_Information given_
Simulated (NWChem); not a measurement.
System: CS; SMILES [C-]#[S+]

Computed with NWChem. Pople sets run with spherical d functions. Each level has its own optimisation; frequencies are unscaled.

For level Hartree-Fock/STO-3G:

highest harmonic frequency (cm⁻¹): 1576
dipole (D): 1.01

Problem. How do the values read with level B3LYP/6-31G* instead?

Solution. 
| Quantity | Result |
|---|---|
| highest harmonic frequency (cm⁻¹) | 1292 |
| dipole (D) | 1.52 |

_Exercise_
Each of the entries above should be written out again exactly.

_Answer area_
Simulated (NWChem); not a measurement.
System: CS; SMILES [C-]#[S+]

Computed with NWChem. Pople sets run with spherical d functions. Each level has its own optimisation; frequencies are unscaled.

For level Hartree-Fock/STO-3G:

highest harmonic frequency (cm⁻¹): 1576
dipole (D): 1.01

Problem. How do the values read with level B3LYP/6-31G* instead?

Solution. 
| Quantity | Result |
|---|---|
| highest harmonic frequency (cm⁻¹) | 1292 |
| dipole (D) | 1.52 |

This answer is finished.